--

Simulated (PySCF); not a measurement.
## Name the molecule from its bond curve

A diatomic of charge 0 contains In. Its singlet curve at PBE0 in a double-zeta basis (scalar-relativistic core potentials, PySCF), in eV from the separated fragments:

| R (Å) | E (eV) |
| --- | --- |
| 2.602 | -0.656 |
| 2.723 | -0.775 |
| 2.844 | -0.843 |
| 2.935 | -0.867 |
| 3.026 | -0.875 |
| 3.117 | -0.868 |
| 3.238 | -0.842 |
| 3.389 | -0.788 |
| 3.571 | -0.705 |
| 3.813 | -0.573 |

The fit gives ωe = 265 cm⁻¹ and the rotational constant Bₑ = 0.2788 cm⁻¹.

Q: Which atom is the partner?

--

Please retype each entry above exactly as it is written.

» **Task answer**:
Simulated (PySCF); not a measurement.
## Name the molecule from its bond curve

A diatomic of charge 0 contains In. Its singlet curve at PBE0 in a double-zeta basis (scalar-relativistic core potentials, PySCF), in eV from the separated fragments:

| R (Å) | E (eV) |
| --- | --- |
| 2.602 | -0.656 |
| 2.723 | -0.775 |
| 2.844 | -0.843 |
| 2.935 | -0.867 |
| 3.026 | -0.875 |
| 3.117 | -0.868 |
| 3.238 | -0.842 |
| 3.389 | -0.788 |
| 3.571 | -0.705 |
| 3.813 | -0.573 |

The fit gives ωe = 265 cm⁻¹ and the rotational constant Bₑ = 0.2788 cm⁻¹.

Q: Which atom is the partner?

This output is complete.